__Exercise__.
Print, from the listing below, the lines starting at the line containing "Cantera equilibrium calculation" and ending at the line containing "the condensed phases.", exactly as they stand, and print nothing else.

__Stored data__.
Start of Block
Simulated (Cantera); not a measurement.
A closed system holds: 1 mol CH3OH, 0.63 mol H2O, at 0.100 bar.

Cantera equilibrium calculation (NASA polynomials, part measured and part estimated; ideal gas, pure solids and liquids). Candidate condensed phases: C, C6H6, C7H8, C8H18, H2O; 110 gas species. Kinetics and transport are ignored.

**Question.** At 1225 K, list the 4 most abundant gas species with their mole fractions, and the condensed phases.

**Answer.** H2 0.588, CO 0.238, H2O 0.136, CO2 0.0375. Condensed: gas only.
End of Block

__Answer box__.
Cantera equilibrium calculation (NASA polynomials, part measured and part estimated; ideal gas, pure solids and liquids). Candidate condensed phases: C, C6H6, C7H8, C8H18, H2O; 110 gas species. Kinetics and transport are ignored.

**Question.** At 1225 K, list the 4 most abundant gas species with their mole fractions, and the condensed phases.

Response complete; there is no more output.